#### [Given entries]
####################

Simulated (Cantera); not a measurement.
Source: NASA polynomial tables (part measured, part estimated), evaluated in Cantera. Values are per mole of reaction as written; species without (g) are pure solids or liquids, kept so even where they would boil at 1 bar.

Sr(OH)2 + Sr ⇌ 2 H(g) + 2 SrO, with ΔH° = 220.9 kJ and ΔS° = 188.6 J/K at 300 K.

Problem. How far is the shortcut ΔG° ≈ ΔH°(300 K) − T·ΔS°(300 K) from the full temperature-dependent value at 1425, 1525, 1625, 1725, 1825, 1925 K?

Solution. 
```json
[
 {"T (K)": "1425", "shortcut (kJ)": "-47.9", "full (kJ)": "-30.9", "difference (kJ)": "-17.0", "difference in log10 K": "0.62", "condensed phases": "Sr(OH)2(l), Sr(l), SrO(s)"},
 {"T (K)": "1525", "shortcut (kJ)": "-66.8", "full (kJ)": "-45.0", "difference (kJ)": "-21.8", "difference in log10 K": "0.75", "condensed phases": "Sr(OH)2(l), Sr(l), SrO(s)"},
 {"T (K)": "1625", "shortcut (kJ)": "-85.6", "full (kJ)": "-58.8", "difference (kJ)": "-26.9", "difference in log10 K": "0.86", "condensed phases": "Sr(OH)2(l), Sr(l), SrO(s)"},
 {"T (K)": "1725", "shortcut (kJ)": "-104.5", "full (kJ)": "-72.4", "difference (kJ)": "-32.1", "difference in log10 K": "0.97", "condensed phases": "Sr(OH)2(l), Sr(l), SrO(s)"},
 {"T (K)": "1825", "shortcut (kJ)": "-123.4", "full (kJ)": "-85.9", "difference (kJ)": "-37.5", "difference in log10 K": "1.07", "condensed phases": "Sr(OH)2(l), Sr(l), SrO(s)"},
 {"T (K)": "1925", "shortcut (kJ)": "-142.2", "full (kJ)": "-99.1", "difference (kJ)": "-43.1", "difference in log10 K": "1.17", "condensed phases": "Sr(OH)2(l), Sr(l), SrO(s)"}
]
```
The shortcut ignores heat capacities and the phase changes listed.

####################

#### [Brief]
The lines needed run from the first line of the data through the line containing "Sr(OH)2 + Sr"; give them again exactly and nothing else.

#### [Response area]
Simulated (Cantera); not a measurement.
Source: NASA polynomial tables (part measured, part estimated), evaluated in Cantera. Values are per mole of reaction as written; species without (g) are pure solids or liquids, kept so even where they would boil at 1 bar.

Sr(OH)2 + Sr ⇌ 2 H(g) + 2 SrO, with ΔH° = 220.9 kJ and ΔS° = 188.6 J/K at 300 K.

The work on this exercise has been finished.